→ Brief: Please set down exactly the lines of the listing below from the line containing "Alike in all" through the line containing "Task: What does", both lines included, leaving out all other lines.

→ Provided information:
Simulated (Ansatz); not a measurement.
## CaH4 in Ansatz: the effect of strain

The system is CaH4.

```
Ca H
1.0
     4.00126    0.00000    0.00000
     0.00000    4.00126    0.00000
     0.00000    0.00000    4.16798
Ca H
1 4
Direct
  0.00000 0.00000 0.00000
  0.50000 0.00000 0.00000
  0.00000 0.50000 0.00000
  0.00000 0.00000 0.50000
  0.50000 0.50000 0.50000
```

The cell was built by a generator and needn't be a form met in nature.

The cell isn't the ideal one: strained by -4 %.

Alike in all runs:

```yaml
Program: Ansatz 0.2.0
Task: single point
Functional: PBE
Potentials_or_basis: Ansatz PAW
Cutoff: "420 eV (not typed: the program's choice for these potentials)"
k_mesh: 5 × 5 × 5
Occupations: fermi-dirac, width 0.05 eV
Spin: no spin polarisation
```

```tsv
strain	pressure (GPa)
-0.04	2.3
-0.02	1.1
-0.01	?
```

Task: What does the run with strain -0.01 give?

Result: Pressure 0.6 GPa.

→ Expected answer:
Alike in all runs:

```yaml
Program: Ansatz 0.2.0
Task: single point
Functional: PBE
Potentials_or_basis: Ansatz PAW
Cutoff: "420 eV (not typed: the program's choice for these potentials)"
k_mesh: 5 × 5 × 5
Occupations: fermi-dirac, width 0.05 eV
Spin: no spin polarisation
```

```tsv
strain	pressure (GPa)
-0.04	2.3
-0.02	1.1
-0.01	?
```

Task: What does the run with strain -0.01 give?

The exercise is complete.